> _Source material_
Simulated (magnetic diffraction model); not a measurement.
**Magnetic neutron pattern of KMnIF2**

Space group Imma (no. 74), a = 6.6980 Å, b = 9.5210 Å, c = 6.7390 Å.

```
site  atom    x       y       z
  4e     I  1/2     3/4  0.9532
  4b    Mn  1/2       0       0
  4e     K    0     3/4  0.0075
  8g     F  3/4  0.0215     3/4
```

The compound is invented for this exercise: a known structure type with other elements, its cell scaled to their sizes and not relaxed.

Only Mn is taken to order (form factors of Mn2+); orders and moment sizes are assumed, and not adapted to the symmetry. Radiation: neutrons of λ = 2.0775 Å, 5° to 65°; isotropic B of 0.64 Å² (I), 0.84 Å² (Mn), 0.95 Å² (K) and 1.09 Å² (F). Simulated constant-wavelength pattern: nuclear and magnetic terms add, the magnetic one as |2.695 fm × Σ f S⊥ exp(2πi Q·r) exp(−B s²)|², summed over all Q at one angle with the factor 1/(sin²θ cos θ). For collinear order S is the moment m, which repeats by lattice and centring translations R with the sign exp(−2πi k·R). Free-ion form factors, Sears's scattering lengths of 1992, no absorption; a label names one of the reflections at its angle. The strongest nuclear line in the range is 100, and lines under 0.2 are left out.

> _Task item_
The whole listing above, restated word for word, is the required answer.

> _Written solution_
Simulated (magnetic diffraction model); not a measurement.
**Magnetic neutron pattern of KMnIF2**

Space group Imma (no. 74), a = 6.6980 Å, b = 9.5210 Å, c = 6.7390 Å.

```
site  atom    x       y       z
  4e     I  1/2     3/4  0.9532
  4b    Mn  1/2       0       0
  4e     K    0     3/4  0.0075
  8g     F  3/4  0.0215     3/4
```

The compound is invented for this exercise: a known structure type with other elements, its cell scaled to their sizes and not relaxed.

Only Mn is taken to order (form factors of Mn2+); orders and moment sizes are assumed, and not adapted to the symmetry. Radiation: neutrons of λ = 2.0775 Å, 5° to 65°; isotropic B of 0.64 Å² (I), 0.84 Å² (Mn), 0.95 Å² (K) and 1.09 Å² (F). Simulated constant-wavelength pattern: nuclear and magnetic terms add, the magnetic one as |2.695 fm × Σ f S⊥ exp(2πi Q·r) exp(−B s²)|², summed over all Q at one angle with the factor 1/(sin²θ cos θ). For collinear order S is the moment m, which repeats by lattice and centring translations R with the sign exp(−2πi k·R). Free-ion form factors, Sears's scattering lengths of 1992, no absorption; a label names one of the reflections at its angle. The strongest nuclear line in the range is 100, and lines under 0.2 are left out.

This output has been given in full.